──────── PROVIDED MATERIAL

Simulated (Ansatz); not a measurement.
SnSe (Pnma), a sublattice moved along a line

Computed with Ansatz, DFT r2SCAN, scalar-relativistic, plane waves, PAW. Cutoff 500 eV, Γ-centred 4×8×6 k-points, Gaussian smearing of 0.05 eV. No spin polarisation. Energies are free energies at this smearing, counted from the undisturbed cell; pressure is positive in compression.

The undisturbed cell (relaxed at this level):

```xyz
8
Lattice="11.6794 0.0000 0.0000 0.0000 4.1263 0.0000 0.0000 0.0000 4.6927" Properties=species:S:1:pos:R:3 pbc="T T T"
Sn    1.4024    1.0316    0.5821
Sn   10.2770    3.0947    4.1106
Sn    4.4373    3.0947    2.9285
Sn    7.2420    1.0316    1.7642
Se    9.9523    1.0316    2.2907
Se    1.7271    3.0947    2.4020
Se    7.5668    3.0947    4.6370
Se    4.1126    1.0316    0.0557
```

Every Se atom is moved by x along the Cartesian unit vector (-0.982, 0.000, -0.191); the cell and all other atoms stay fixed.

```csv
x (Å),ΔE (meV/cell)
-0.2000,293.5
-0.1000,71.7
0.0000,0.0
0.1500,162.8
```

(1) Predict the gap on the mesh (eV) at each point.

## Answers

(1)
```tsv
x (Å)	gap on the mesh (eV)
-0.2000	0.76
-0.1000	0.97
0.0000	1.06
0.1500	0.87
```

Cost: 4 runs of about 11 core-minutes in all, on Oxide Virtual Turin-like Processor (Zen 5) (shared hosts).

────────────────

Repeat exactly the lines of the listing from its first line through the line that holds "SnSe (Pnma), a sublattice moved along a line". Nothing else should appear.

Simulated (Ansatz); not a measurement.
SnSe (Pnma), a sublattice moved along a line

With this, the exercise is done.